* [ACTIVITY]
Print all the records exactly, please.

____ EXTRACTED MATERIAL

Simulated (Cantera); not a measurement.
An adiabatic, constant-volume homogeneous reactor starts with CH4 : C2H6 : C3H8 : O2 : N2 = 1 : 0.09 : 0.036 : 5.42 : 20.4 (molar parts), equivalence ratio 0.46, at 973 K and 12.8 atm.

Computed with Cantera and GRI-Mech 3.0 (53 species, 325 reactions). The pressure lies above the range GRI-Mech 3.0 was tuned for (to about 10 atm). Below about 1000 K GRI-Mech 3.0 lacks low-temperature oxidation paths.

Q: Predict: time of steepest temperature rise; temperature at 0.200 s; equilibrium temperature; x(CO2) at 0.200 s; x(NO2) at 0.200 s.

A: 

________

* [TASK OUTPUT]
Simulated (Cantera); not a measurement.
An adiabatic, constant-volume homogeneous reactor starts with CH4 : C2H6 : C3H8 : O2 : N2 = 1 : 0.09 : 0.036 : 5.42 : 20.4 (molar parts), equivalence ratio 0.46, at 973 K and 12.8 atm.

Computed with Cantera and GRI-Mech 3.0 (53 species, 325 reactions). The pressure lies above the range GRI-Mech 3.0 was tuned for (to about 10 atm). Below about 1000 K GRI-Mech 3.0 lacks low-temperature oxidation paths.

Q: Predict: time of steepest temperature rise; temperature at 0.200 s; equilibrium temperature; x(CO2) at 0.200 s; x(NO2) at 0.200 s.

A: 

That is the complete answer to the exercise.